## Excerpted records

::::::::

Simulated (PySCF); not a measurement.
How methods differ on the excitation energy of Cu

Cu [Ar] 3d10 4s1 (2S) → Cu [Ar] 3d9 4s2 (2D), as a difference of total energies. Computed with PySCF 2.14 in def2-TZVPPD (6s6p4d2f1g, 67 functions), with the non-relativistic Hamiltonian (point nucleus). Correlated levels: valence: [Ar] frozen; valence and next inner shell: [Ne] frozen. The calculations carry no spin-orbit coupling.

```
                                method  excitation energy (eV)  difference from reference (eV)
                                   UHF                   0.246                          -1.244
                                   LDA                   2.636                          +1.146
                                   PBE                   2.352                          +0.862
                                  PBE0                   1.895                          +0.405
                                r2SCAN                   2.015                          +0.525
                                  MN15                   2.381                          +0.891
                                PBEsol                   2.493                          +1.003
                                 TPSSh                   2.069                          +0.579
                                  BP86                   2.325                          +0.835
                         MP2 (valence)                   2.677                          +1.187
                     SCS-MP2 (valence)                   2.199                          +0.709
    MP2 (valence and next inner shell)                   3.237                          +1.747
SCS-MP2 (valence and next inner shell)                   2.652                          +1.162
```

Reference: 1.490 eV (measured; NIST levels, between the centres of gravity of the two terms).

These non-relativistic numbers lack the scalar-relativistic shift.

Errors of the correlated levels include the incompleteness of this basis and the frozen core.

::::::::

## Assignment
Starting at the line that contains "Reference: 1.490 eV" and stopping after the line that contains "These non-relativistic numbers", write out every line exactly as it appears above, and no other line.

## Task answer
Reference: 1.490 eV (measured; NIST levels, between the centres of gravity of the two terms).

These non-relativistic numbers lack the scalar-relativistic shift.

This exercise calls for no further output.